• [Record set]
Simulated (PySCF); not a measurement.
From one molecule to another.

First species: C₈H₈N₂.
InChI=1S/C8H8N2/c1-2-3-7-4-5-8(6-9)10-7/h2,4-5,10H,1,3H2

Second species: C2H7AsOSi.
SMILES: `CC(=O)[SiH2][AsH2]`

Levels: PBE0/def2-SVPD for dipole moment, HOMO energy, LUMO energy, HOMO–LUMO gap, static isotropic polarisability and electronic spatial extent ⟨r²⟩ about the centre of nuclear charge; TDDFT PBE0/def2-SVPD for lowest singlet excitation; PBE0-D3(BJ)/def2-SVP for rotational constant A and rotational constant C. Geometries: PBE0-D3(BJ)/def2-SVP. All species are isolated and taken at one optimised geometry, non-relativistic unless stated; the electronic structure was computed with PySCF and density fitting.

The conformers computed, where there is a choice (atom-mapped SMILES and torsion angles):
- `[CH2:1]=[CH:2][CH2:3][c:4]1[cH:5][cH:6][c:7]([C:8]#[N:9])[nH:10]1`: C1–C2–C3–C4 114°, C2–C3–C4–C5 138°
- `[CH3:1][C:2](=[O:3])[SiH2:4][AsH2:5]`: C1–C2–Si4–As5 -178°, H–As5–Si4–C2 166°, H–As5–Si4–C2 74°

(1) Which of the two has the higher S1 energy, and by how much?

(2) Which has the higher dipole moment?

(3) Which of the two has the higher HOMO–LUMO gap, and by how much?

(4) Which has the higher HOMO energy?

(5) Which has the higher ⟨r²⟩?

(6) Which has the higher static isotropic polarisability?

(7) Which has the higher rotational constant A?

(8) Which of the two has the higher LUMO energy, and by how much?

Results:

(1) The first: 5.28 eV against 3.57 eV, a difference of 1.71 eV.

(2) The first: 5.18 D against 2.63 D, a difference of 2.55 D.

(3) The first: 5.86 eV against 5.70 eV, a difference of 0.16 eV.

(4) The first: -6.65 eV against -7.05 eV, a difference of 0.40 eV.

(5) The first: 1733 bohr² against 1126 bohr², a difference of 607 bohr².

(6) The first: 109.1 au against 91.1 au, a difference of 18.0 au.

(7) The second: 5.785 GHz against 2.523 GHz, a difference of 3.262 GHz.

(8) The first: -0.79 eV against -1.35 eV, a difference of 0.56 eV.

• [Requirement] Within the data above, the span starting at the line containing "(5) The first: 1733" and ending at the line containing "(7) The second: 5.785" is to be retyped exactly, with no other lines.

• [Expected answer]
(5) The first: 1733 bohr² against 1126 bohr², a difference of 607 bohr².

(6) The first: 109.1 au against 91.1 au, a difference of 18.0 au.

(7) The second: 5.785 GHz against 2.523 GHz, a difference of 3.262 GHz.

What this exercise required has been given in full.